§ Activity
Restate the full listing precisely as written.

§ Information
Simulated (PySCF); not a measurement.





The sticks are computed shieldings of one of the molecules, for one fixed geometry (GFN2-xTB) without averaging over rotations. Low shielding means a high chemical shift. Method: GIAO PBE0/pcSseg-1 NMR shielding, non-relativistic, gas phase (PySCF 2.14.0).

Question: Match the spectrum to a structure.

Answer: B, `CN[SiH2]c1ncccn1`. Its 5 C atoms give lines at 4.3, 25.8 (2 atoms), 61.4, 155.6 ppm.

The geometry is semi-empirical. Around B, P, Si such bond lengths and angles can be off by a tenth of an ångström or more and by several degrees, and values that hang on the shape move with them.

§ Problem solution
Simulated (PySCF); not a measurement.





The sticks are computed shieldings of one of the molecules, for one fixed geometry (GFN2-xTB) without averaging over rotations. Low shielding means a high chemical shift. Method: GIAO PBE0/pcSseg-1 NMR shielding, non-relativistic, gas phase (PySCF 2.14.0).

Question: Match the spectrum to a structure.

Answer: B, `CN[SiH2]c1ncccn1`. Its 5 C atoms give lines at 4.3, 25.8 (2 atoms), 61.4, 155.6 ppm.

The geometry is semi-empirical. Around B, P, Si such bond lengths and angles can be off by a tenth of an ångström or more and by several degrees, and values that hang on the shape move with them.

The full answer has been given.